> _WORK TASK_: Your answer should restate each line of the data below word for word.

> _DATA FOR ANALYSIS_:
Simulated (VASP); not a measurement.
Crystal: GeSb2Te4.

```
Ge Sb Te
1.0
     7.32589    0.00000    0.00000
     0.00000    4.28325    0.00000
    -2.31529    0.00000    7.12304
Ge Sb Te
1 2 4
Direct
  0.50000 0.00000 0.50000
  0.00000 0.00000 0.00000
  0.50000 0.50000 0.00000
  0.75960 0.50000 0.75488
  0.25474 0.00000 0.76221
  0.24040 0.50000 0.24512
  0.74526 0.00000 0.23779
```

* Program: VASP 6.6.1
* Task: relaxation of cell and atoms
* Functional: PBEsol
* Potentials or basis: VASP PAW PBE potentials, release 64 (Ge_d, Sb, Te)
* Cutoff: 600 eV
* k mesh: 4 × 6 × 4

> _EXERCISE OUTPUT_:
Simulated (VASP); not a measurement.
Crystal: GeSb2Te4.

```
Ge Sb Te
1.0
     7.32589    0.00000    0.00000
     0.00000    4.28325    0.00000
    -2.31529    0.00000    7.12304
Ge Sb Te
1 2 4
Direct
  0.50000 0.00000 0.50000
  0.00000 0.00000 0.00000
  0.50000 0.50000 0.00000
  0.75960 0.50000 0.75488
  0.25474 0.00000 0.76221
  0.24040 0.50000 0.24512
  0.74526 0.00000 0.23779
```

* Program: VASP 6.6.1
* Task: relaxation of cell and atoms
* Functional: PBEsol
* Potentials or basis: VASP PAW PBE potentials, release 64 (Ge_d, Sb, Te)
* Cutoff: 600 eV
* k mesh: 4 × 6 × 4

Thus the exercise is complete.